++++++

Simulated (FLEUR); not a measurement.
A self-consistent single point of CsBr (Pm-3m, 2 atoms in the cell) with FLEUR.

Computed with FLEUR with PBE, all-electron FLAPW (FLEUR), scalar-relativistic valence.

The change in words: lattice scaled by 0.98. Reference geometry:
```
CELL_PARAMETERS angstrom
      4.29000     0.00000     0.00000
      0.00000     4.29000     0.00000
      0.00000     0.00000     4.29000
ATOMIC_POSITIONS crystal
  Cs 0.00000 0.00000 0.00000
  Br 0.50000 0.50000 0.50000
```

++++++

▶ **ACTIVITY**:
Write the complete data out, exactly as above.

▶ **YOUR SOLUTION**:
Simulated (FLEUR); not a measurement.
A self-consistent single point of CsBr (Pm-3m, 2 atoms in the cell) with FLEUR.

Computed with FLEUR with PBE, all-electron FLAPW (FLEUR), scalar-relativistic valence.

The change in words: lattice scaled by 0.98. Reference geometry:
```
CELL_PARAMETERS angstrom
      4.29000     0.00000     0.00000
      0.00000     4.29000     0.00000
      0.00000     0.00000     4.29000
ATOMIC_POSITIONS crystal
  Cs 0.00000 0.00000 0.00000
  Br 0.50000 0.50000 0.50000
```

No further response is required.